**ENTRIES PROVIDED**
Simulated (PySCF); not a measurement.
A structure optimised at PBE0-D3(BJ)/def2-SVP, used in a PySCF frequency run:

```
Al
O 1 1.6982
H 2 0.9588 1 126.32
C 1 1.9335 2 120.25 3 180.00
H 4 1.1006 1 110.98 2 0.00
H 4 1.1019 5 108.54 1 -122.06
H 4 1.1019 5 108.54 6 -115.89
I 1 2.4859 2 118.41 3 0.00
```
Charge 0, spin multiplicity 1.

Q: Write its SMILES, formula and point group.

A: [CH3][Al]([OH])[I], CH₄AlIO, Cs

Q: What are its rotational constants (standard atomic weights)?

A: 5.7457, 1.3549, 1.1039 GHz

**WORK REQUEST**
Of the lines above, output exactly those from the line bearing "A: [CH3][Al]([OH])[I], CH₄AlIO, Cs" through the line bearing "Q: What are", inclusive.

**TASK RESPONSE**
A: [CH3][Al]([OH])[I], CH₄AlIO, Cs

Q: What are its rotational constants (standard atomic weights)?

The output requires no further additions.